- _EXERCISE_: Each line in the listing below needs to be transcribed exactly.

- _DATA SECTION_:
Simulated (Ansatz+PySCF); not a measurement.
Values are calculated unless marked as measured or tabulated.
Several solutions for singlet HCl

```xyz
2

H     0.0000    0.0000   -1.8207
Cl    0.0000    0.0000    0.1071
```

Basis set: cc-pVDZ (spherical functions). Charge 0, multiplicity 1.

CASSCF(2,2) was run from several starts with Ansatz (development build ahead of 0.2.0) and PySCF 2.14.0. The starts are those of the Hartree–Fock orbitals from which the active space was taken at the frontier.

- _RESPONSE BOX_:
Simulated (Ansatz+PySCF); not a measurement.
Values are calculated unless marked as measured or tabulated.
Several solutions for singlet HCl

```xyz
2

H     0.0000    0.0000   -1.8207
Cl    0.0000    0.0000    0.1071
```

Basis set: cc-pVDZ (spherical functions). Charge 0, multiplicity 1.

CASSCF(2,2) was run from several starts with Ansatz (development build ahead of 0.2.0) and PySCF 2.14.0. The starts are those of the Hartree–Fock orbitals from which the active space was taken at the frontier.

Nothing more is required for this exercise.